_TASK ITEM_. Taking the first line of the listing as the start and the line containing "What experiment has" as the end, reproduce everything in between exactly, both ends included.

_SOURCE MATERIAL_.
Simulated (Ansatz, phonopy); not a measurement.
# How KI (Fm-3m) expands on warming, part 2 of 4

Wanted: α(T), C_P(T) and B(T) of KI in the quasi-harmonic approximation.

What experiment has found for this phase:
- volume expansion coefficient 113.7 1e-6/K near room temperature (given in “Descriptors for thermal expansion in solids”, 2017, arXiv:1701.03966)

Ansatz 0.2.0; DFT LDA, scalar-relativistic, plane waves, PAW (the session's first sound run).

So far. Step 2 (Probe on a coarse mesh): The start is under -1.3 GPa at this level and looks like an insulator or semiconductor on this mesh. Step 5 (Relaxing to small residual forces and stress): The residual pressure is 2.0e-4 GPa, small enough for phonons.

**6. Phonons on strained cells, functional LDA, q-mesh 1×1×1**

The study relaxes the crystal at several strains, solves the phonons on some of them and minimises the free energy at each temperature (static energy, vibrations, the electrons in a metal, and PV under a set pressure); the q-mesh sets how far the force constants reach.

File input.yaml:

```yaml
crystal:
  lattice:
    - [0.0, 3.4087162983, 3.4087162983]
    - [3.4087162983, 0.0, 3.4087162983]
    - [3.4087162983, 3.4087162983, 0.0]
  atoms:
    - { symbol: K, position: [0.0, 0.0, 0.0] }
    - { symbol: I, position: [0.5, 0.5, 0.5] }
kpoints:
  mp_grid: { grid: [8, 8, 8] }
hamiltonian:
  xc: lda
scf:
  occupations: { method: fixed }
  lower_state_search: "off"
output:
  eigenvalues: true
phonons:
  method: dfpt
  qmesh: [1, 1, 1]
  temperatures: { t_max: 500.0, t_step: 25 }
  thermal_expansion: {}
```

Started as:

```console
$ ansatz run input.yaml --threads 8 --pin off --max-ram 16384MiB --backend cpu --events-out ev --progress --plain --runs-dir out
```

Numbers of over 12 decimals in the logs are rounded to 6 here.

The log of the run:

_WRITTEN SOLUTION_.
Simulated (Ansatz, phonopy); not a measurement.
# How KI (Fm-3m) expands on warming, part 2 of 4

Wanted: α(T), C_P(T) and B(T) of KI in the quasi-harmonic approximation.

What experiment has found for this phase:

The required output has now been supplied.